▶ _ACTION ITEM_: In the listing below, the answer starts at the line that has "The cell was" and stops after the line that has "spin polarisation |"; please repeat that part exactly and nothing more.

»»

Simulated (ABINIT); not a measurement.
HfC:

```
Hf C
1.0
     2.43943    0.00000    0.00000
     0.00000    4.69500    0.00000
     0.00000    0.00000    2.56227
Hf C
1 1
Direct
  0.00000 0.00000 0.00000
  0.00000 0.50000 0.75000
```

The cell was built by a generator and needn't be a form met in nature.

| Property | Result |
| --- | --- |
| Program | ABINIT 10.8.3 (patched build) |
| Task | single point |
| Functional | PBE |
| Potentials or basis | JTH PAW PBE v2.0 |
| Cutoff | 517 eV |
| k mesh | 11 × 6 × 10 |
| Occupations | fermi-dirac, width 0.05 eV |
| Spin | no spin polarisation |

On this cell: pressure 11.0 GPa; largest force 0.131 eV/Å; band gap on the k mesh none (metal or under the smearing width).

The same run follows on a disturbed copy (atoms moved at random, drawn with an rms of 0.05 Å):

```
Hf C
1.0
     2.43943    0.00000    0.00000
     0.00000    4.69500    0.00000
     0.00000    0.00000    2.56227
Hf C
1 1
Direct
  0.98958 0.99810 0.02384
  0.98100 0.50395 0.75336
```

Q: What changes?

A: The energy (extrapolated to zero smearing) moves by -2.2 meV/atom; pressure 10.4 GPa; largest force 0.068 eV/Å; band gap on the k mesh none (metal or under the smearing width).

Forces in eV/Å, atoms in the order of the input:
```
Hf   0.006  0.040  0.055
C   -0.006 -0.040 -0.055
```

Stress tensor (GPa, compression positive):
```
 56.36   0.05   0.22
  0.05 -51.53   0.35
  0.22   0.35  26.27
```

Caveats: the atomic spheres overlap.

««

▶ _ANSWER AREA_:
The cell was built by a generator and needn't be a form met in nature.

| Property | Result |
| --- | --- |
| Program | ABINIT 10.8.3 (patched build) |
| Task | single point |
| Functional | PBE |
| Potentials or basis | JTH PAW PBE v2.0 |
| Cutoff | 517 eV |
| k mesh | 11 × 6 × 10 |
| Occupations | fermi-dirac, width 0.05 eV |
| Spin | no spin polarisation |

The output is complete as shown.